**Data extracts:**
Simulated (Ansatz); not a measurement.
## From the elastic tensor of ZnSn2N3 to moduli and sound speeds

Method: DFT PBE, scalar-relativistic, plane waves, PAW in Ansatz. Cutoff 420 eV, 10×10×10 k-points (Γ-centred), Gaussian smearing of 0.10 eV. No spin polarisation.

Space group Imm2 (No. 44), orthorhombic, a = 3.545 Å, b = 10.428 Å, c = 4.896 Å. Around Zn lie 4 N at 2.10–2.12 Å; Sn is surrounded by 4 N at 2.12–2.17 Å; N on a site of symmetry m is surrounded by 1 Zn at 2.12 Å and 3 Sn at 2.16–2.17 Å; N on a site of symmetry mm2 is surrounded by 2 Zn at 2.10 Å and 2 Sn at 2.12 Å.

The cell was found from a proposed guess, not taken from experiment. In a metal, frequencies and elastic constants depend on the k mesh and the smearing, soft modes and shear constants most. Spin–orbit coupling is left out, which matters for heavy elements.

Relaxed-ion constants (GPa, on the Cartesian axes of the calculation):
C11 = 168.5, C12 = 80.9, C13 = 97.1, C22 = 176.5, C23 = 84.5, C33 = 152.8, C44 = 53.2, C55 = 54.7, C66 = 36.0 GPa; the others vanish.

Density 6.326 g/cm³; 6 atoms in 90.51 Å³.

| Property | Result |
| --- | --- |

**Work order:** Each line in the listing above from the one containing "C11 = 168.5, C12" through the one containing "Property | Result |" should be repeated exactly, and no other line.

**Exercise response:**
C11 = 168.5, C12 = 80.9, C13 = 97.1, C22 = 176.5, C23 = 84.5, C33 = 152.8, C44 = 53.2, C55 = 54.7, C66 = 36.0 GPa; the others vanish.

Density 6.326 g/cm³; 6 atoms in 90.51 Å³.

| Property | Result |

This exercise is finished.